| Required action |
Restate word for word the lines that begin the listing and end with the line holding "Broadening: Gaussians 0.3".

| The data |
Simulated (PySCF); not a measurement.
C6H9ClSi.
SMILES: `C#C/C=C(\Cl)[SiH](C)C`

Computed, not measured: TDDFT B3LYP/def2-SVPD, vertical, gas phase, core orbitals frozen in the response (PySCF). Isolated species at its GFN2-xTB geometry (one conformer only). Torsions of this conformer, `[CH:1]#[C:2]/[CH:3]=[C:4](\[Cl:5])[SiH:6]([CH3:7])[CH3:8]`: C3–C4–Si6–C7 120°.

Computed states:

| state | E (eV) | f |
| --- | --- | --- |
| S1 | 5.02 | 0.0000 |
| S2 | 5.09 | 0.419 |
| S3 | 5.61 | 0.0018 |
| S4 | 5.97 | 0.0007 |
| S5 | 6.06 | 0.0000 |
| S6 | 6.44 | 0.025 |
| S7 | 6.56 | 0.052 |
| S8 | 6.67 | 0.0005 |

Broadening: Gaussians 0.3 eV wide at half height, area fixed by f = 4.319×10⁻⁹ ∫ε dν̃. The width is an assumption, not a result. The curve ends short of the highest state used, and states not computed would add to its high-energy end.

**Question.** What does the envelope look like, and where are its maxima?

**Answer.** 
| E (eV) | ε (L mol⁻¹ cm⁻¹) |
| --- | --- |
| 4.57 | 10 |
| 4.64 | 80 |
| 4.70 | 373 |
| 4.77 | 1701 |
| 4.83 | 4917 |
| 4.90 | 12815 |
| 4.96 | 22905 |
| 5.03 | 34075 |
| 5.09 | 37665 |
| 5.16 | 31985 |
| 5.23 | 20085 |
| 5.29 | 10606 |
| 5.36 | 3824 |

| Your solution |
Simulated (PySCF); not a measurement.
C6H9ClSi.
SMILES: `C#C/C=C(\Cl)[SiH](C)C`

Computed, not measured: TDDFT B3LYP/def2-SVPD, vertical, gas phase, core orbitals frozen in the response (PySCF). Isolated species at its GFN2-xTB geometry (one conformer only). Torsions of this conformer, `[CH:1]#[C:2]/[CH:3]=[C:4](\[Cl:5])[SiH:6]([CH3:7])[CH3:8]`: C3–C4–Si6–C7 120°.

Computed states:

| state | E (eV) | f |
| --- | --- | --- |
| S1 | 5.02 | 0.0000 |
| S2 | 5.09 | 0.419 |
| S3 | 5.61 | 0.0018 |
| S4 | 5.97 | 0.0007 |
| S5 | 6.06 | 0.0000 |
| S6 | 6.44 | 0.025 |
| S7 | 6.56 | 0.052 |
| S8 | 6.67 | 0.0005 |

Broadening: Gaussians 0.3 eV wide at half height, area fixed by f = 4.319×10⁻⁹ ∫ε dν̃. The width is an assumption, not a result. The curve ends short of the highest state used, and states not computed would add to its high-energy end.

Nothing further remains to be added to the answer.